**Information given**
BEGIN
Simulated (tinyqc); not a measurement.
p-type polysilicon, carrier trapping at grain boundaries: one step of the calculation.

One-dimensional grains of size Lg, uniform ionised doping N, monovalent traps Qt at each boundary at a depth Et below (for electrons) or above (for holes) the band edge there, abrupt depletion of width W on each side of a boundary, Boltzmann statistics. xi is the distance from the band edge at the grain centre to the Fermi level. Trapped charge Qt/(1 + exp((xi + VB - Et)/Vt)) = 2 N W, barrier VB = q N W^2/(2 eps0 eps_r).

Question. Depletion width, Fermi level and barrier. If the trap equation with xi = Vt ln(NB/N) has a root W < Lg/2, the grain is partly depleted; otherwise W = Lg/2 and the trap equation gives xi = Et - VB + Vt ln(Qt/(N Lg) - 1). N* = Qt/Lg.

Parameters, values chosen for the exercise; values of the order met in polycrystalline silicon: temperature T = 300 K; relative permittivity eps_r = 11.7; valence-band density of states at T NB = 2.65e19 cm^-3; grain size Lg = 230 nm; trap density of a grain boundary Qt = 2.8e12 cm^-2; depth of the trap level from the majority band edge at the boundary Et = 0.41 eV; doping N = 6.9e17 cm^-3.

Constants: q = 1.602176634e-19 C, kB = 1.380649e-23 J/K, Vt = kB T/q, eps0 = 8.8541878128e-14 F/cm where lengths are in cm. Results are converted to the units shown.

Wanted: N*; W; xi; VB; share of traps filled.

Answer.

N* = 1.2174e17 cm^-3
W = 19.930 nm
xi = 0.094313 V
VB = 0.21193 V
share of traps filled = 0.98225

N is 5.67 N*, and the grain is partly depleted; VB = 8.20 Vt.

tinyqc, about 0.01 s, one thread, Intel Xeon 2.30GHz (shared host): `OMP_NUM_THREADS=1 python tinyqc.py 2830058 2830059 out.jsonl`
END

**Task item**
Quote the records from their first line to the line with "Question. Depletion width, Fermi", inclusive, without adding or dropping anything.

**Exercise result**
Simulated (tinyqc); not a measurement.
p-type polysilicon, carrier trapping at grain boundaries: one step of the calculation.

One-dimensional grains of size Lg, uniform ionised doping N, monovalent traps Qt at each boundary at a depth Et below (for electrons) or above (for holes) the band edge there, abrupt depletion of width W on each side of a boundary, Boltzmann statistics. xi is the distance from the band edge at the grain centre to the Fermi level. Trapped charge Qt/(1 + exp((xi + VB - Et)/Vt)) = 2 N W, barrier VB = q N W^2/(2 eps0 eps_r).

Question. Depletion width, Fermi level and barrier. If the trap equation with xi = Vt ln(NB/N) has a root W < Lg/2, the grain is partly depleted; otherwise W = Lg/2 and the trap equation gives xi = Et - VB + Vt ln(Qt/(N Lg) - 1). N* = Qt/Lg.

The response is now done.